══ Material provided
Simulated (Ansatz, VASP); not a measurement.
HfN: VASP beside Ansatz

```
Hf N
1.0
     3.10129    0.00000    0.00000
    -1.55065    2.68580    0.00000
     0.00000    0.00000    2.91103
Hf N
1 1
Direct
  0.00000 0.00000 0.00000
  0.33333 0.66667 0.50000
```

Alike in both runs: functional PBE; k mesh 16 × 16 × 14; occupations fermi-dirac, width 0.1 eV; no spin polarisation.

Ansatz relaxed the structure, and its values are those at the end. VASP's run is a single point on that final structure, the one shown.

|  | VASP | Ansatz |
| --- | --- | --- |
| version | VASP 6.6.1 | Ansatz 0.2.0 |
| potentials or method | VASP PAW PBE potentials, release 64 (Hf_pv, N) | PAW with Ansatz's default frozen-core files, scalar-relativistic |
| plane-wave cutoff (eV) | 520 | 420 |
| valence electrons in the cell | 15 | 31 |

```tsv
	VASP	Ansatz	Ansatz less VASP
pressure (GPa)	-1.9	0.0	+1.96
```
════

Exercise
Please return only the lines above, starting at the line that has "Ansatz relaxed the" and ending at the line that has "520 | 420 |", keeping both and leaving each one unchanged.

Your solution
Ansatz relaxed the structure, and its values are those at the end. VASP's run is a single point on that final structure, the one shown.

|  | VASP | Ansatz |
| --- | --- | --- |
| version | VASP 6.6.1 | Ansatz 0.2.0 |
| potentials or method | VASP PAW PBE potentials, release 64 (Hf_pv, N) | PAW with Ansatz's default frozen-core files, scalar-relativistic |
| plane-wave cutoff (eV) | 520 | 420 |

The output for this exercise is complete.